RECORDED INFORMATION ->
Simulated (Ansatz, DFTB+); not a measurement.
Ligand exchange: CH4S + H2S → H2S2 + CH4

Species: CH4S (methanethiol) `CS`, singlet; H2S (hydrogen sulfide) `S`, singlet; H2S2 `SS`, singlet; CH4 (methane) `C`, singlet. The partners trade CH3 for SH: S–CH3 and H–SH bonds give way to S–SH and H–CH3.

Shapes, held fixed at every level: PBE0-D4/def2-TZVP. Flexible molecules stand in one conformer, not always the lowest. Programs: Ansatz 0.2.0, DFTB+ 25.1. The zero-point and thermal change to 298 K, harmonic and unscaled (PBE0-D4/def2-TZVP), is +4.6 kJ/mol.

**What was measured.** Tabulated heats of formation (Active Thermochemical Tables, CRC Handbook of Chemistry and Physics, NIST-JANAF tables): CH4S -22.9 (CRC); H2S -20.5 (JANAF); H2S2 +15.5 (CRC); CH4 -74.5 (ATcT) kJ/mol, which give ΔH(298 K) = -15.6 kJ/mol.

REQUIRED ACTION -> The complete listing, unchanged, is the expected answer.

ANSWER AREA ->
Simulated (Ansatz, DFTB+); not a measurement.
Ligand exchange: CH4S + H2S → H2S2 + CH4

Species: CH4S (methanethiol) `CS`, singlet; H2S (hydrogen sulfide) `S`, singlet; H2S2 `SS`, singlet; CH4 (methane) `C`, singlet. The partners trade CH3 for SH: S–CH3 and H–SH bonds give way to S–SH and H–CH3.

Shapes, held fixed at every level: PBE0-D4/def2-TZVP. Flexible molecules stand in one conformer, not always the lowest. Programs: Ansatz 0.2.0, DFTB+ 25.1. The zero-point and thermal change to 298 K, harmonic and unscaled (PBE0-D4/def2-TZVP), is +4.6 kJ/mol.

**What was measured.** Tabulated heats of formation (Active Thermochemical Tables, CRC Handbook of Chemistry and Physics, NIST-JANAF tables): CH4S -22.9 (CRC); H2S -20.5 (JANAF); H2S2 +15.5 (CRC); CH4 -74.5 (ATcT) kJ/mol, which give ΔH(298 K) = -15.6 kJ/mol.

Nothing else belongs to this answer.